## Activity
Exactly reproduce the lines from the top of the entries below through the line containing "ZrO₂(g) → 2 O(g) + Zr", with both ends included.

## Supplied records
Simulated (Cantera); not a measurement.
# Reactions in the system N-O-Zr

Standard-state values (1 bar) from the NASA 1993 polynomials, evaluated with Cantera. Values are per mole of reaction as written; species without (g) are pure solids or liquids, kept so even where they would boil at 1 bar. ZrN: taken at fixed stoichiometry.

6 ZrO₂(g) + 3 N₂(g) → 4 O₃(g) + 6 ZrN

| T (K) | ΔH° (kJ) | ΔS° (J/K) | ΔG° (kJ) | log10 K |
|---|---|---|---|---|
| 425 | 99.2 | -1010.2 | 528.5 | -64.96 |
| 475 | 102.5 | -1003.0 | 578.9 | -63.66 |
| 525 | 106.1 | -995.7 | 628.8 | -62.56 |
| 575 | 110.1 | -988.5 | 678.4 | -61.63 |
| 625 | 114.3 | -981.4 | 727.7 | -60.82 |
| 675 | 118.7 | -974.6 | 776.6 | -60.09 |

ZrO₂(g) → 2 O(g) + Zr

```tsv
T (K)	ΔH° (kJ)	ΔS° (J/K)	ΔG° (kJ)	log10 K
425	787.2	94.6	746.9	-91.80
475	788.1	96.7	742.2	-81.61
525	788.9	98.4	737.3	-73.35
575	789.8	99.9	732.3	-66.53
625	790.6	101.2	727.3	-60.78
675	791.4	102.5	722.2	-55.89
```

## Answer section
Simulated (Cantera); not a measurement.
# Reactions in the system N-O-Zr

Standard-state values (1 bar) from the NASA 1993 polynomials, evaluated with Cantera. Values are per mole of reaction as written; species without (g) are pure solids or liquids, kept so even where they would boil at 1 bar. ZrN: taken at fixed stoichiometry.

6 ZrO₂(g) + 3 N₂(g) → 4 O₃(g) + 6 ZrN

| T (K) | ΔH° (kJ) | ΔS° (J/K) | ΔG° (kJ) | log10 K |
|---|---|---|---|---|
| 425 | 99.2 | -1010.2 | 528.5 | -64.96 |
| 475 | 102.5 | -1003.0 | 578.9 | -63.66 |
| 525 | 106.1 | -995.7 | 628.8 | -62.56 |
| 575 | 110.1 | -988.5 | 678.4 | -61.63 |
| 625 | 114.3 | -981.4 | 727.7 | -60.82 |
| 675 | 118.7 | -974.6 | 776.6 | -60.09 |

ZrO₂(g) → 2 O(g) + Zr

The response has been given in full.